═══ DATA EXCERPTS
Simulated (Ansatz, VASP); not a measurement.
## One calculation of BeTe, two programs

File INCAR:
══════

### WORK INSTRUCTION
Please return all of the entries above, exactly and completely.

### WRITTEN ANSWER
Simulated (Ansatz, VASP); not a measurement.
## One calculation of BeTe, two programs

File INCAR:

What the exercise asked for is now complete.